== Segment start ==

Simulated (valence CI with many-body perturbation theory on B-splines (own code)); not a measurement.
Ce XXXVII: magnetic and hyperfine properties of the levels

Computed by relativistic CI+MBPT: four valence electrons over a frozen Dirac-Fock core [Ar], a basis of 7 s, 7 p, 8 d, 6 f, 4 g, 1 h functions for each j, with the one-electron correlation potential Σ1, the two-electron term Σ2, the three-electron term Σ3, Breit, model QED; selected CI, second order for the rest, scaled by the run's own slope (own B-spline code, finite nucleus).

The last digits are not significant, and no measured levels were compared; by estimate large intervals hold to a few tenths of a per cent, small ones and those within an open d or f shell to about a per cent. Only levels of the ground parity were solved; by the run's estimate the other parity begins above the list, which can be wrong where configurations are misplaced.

== Segment end ==

Nothing past the line containing "Computed by relativistic" should be restated; transcribe the material exactly from its first line through that line.

• _Solution_:
Simulated (valence CI with many-body perturbation theory on B-splines (own code)); not a measurement.
Ce XXXVII: magnetic and hyperfine properties of the levels

Computed by relativistic CI+MBPT: four valence electrons over a frozen Dirac-Fock core [Ar], a basis of 7 s, 7 p, 8 d, 6 f, 4 g, 1 h functions for each j, with the one-electron correlation potential Σ1, the two-electron term Σ2, the three-electron term Σ3, Breit, model QED; selected CI, second order for the rest, scaled by the run's own slope (own B-spline code, finite nucleus).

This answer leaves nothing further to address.